* **Assigned task**:
Reproduce the listing that follows with no differences at all.

● ● ● ● ● ● ●

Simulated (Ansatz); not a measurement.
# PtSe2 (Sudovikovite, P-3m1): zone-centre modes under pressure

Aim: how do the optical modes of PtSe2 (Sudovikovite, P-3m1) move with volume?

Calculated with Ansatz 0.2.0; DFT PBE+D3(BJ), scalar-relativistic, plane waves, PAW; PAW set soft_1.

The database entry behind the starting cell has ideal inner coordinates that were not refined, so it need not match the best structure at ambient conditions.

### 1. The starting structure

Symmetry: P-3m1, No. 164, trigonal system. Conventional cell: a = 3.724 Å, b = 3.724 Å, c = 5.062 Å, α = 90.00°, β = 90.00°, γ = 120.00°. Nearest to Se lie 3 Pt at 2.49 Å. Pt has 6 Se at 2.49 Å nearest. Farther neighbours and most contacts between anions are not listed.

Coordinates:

● ● ● ● ● ● ●

* **Written answer**:
Simulated (Ansatz); not a measurement.
# PtSe2 (Sudovikovite, P-3m1): zone-centre modes under pressure

Aim: how do the optical modes of PtSe2 (Sudovikovite, P-3m1) move with volume?

Calculated with Ansatz 0.2.0; DFT PBE+D3(BJ), scalar-relativistic, plane waves, PAW; PAW set soft_1.

The database entry behind the starting cell has ideal inner coordinates that were not refined, so it need not match the best structure at ambient conditions.

### 1. The starting structure

Symmetry: P-3m1, No. 164, trigonal system. Conventional cell: a = 3.724 Å, b = 3.724 Å, c = 5.062 Å, α = 90.00°, β = 90.00°, γ = 120.00°. Nearest to Se lie 3 Pt at 2.49 Å. Pt has 6 Se at 2.49 Å nearest. Farther neighbours and most contacts between anions are not listed.

Coordinates:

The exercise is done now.